** Opening Excerpted data block **

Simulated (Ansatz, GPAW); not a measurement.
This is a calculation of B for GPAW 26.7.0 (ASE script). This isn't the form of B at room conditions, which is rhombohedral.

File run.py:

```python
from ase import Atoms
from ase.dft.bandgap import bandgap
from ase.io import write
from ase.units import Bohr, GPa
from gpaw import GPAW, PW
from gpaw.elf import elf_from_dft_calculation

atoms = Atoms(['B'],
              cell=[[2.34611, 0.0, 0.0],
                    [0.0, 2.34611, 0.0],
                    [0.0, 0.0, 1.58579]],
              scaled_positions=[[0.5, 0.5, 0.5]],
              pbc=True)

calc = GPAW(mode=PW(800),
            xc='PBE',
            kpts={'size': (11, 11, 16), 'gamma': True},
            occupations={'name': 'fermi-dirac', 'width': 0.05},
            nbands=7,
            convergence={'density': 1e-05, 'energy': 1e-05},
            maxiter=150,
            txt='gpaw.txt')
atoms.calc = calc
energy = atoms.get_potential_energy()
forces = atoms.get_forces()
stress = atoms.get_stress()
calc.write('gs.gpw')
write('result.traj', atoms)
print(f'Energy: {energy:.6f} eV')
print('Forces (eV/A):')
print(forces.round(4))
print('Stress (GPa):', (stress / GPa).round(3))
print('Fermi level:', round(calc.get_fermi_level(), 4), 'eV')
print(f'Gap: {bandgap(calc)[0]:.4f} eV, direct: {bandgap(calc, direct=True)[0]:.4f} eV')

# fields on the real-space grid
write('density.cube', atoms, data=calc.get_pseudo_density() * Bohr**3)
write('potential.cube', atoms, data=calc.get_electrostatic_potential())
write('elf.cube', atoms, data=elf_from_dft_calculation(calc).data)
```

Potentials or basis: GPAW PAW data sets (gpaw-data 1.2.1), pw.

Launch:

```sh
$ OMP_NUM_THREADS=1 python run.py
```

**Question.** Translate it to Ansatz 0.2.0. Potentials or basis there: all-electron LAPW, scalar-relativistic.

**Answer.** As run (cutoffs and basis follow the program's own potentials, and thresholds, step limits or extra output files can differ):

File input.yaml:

** Closing Excerpted data block **

» Work order
The answer must be a verbatim transcription of the entries above, from the first line through the line that contains "all-electron LAPW, scalar-relativistic.", and nothing more.

» Exercise response
Simulated (Ansatz, GPAW); not a measurement.
This is a calculation of B for GPAW 26.7.0 (ASE script). This isn't the form of B at room conditions, which is rhombohedral.

File run.py:

```python
from ase import Atoms
from ase.dft.bandgap import bandgap
from ase.io import write
from ase.units import Bohr, GPa
from gpaw import GPAW, PW
from gpaw.elf import elf_from_dft_calculation

atoms = Atoms(['B'],
              cell=[[2.34611, 0.0, 0.0],
                    [0.0, 2.34611, 0.0],
                    [0.0, 0.0, 1.58579]],
              scaled_positions=[[0.5, 0.5, 0.5]],
              pbc=True)

calc = GPAW(mode=PW(800),
            xc='PBE',
            kpts={'size': (11, 11, 16), 'gamma': True},
            occupations={'name': 'fermi-dirac', 'width': 0.05},
            nbands=7,
            convergence={'density': 1e-05, 'energy': 1e-05},
            maxiter=150,
            txt='gpaw.txt')
atoms.calc = calc
energy = atoms.get_potential_energy()
forces = atoms.get_forces()
stress = atoms.get_stress()
calc.write('gs.gpw')
write('result.traj', atoms)
print(f'Energy: {energy:.6f} eV')
print('Forces (eV/A):')
print(forces.round(4))
print('Stress (GPa):', (stress / GPa).round(3))
print('Fermi level:', round(calc.get_fermi_level(), 4), 'eV')
print(f'Gap: {bandgap(calc)[0]:.4f} eV, direct: {bandgap(calc, direct=True)[0]:.4f} eV')

# fields on the real-space grid
write('density.cube', atoms, data=calc.get_pseudo_density() * Bohr**3)
write('potential.cube', atoms, data=calc.get_electrostatic_potential())
write('elf.cube', atoms, data=elf_from_dft_calculation(calc).data)
```

Potentials or basis: GPAW PAW data sets (gpaw-data 1.2.1), pw.

Launch:

```sh
$ OMP_NUM_THREADS=1 python run.py
```

**Question.** Translate it to Ansatz 0.2.0. Potentials or basis there: all-electron LAPW, scalar-relativistic.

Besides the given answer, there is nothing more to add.